*** Opening Data section ***

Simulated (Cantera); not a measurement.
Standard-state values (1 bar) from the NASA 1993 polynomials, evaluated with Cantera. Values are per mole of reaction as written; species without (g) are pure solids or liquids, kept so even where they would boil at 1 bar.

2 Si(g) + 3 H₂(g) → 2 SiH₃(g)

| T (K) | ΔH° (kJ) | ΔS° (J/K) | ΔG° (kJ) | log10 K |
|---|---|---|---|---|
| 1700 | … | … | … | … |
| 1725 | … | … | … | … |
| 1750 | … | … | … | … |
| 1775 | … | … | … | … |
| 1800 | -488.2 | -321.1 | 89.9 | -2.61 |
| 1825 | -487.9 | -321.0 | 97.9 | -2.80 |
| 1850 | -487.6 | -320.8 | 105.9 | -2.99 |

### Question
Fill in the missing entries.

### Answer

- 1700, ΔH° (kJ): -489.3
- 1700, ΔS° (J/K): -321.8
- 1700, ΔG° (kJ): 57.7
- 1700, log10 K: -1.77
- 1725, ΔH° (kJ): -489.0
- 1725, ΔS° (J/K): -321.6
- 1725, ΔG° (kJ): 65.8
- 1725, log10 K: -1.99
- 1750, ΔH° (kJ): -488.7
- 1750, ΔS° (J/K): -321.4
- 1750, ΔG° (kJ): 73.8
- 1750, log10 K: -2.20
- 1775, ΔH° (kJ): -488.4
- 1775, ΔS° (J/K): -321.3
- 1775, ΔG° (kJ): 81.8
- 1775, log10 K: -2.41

*** Closing Data section ***

## Brief
Stop at the line containing "- 1775, ΔG° (kJ): 81.8". Please print exactly every line before it from the start of the records, plus that line itself, and nothing else.

## Response area
Simulated (Cantera); not a measurement.
Standard-state values (1 bar) from the NASA 1993 polynomials, evaluated with Cantera. Values are per mole of reaction as written; species without (g) are pure solids or liquids, kept so even where they would boil at 1 bar.

2 Si(g) + 3 H₂(g) → 2 SiH₃(g)

| T (K) | ΔH° (kJ) | ΔS° (J/K) | ΔG° (kJ) | log10 K |
|---|---|---|---|---|
| 1700 | … | … | … | … |
| 1725 | … | … | … | … |
| 1750 | … | … | … | … |
| 1775 | … | … | … | … |
| 1800 | -488.2 | -321.1 | 89.9 | -2.61 |
| 1825 | -487.9 | -321.0 | 97.9 | -2.80 |
| 1850 | -487.6 | -320.8 | 105.9 | -2.99 |

### Question
Fill in the missing entries.

### Answer

- 1700, ΔH° (kJ): -489.3
- 1700, ΔS° (J/K): -321.8
- 1700, ΔG° (kJ): 57.7
- 1700, log10 K: -1.77
- 1725, ΔH° (kJ): -489.0
- 1725, ΔS° (J/K): -321.6
- 1725, ΔG° (kJ): 65.8
- 1725, log10 K: -1.99
- 1750, ΔH° (kJ): -488.7
- 1750, ΔS° (J/K): -321.4
- 1750, ΔG° (kJ): 73.8
- 1750, log10 K: -2.20
- 1775, ΔH° (kJ): -488.4
- 1775, ΔS° (J/K): -321.3
- 1775, ΔG° (kJ): 81.8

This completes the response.